**EXCERPTED RECORDS**
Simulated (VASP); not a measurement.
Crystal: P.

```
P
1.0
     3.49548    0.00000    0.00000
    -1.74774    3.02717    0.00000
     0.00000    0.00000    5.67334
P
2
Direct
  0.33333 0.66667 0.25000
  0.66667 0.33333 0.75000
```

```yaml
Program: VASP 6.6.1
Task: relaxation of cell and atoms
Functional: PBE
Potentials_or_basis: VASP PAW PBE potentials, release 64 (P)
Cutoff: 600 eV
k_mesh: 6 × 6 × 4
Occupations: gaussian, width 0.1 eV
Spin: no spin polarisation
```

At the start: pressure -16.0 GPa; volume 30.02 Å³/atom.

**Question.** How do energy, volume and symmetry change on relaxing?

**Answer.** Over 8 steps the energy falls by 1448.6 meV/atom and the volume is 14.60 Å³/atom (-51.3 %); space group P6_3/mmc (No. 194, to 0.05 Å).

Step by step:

**EXERCISE**
The reply should consist of all the records, repeated exactly.

**EXERCISE OUTPUT**
Simulated (VASP); not a measurement.
Crystal: P.

```
P
1.0
     3.49548    0.00000    0.00000
    -1.74774    3.02717    0.00000
     0.00000    0.00000    5.67334
P
2
Direct
  0.33333 0.66667 0.25000
  0.66667 0.33333 0.75000
```

```yaml
Program: VASP 6.6.1
Task: relaxation of cell and atoms
Functional: PBE
Potentials_or_basis: VASP PAW PBE potentials, release 64 (P)
Cutoff: 600 eV
k_mesh: 6 × 6 × 4
Occupations: gaussian, width 0.1 eV
Spin: no spin polarisation
```

At the start: pressure -16.0 GPa; volume 30.02 Å³/atom.

**Question.** How do energy, volume and symmetry change on relaxing?

**Answer.** Over 8 steps the energy falls by 1448.6 meV/atom and the volume is 14.60 Å³/atom (-51.3 %); space group P6_3/mmc (No. 194, to 0.05 Å).

Step by step:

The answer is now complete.